Action item: Present the following entries again, word for word and in full.

※ ※ ※

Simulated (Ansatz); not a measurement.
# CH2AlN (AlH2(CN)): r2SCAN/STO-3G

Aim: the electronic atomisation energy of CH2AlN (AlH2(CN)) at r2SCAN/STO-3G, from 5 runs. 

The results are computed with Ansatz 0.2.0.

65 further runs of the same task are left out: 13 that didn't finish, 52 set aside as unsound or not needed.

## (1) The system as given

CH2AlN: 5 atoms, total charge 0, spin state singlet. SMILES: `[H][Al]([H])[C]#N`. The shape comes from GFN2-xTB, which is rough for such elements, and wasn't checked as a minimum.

※ ※ ※

Problem solution:
Simulated (Ansatz); not a measurement.
# CH2AlN (AlH2(CN)): r2SCAN/STO-3G

Aim: the electronic atomisation energy of CH2AlN (AlH2(CN)) at r2SCAN/STO-3G, from 5 runs. 

The results are computed with Ansatz 0.2.0.

65 further runs of the same task are left out: 13 that didn't finish, 52 set aside as unsound or not needed.

## (1) The system as given

CH2AlN: 5 atoms, total charge 0, spin state singlet. SMILES: `[H][Al]([H])[C]#N`. The shape comes from GFN2-xTB, which is rough for such elements, and wasn't checked as a minimum.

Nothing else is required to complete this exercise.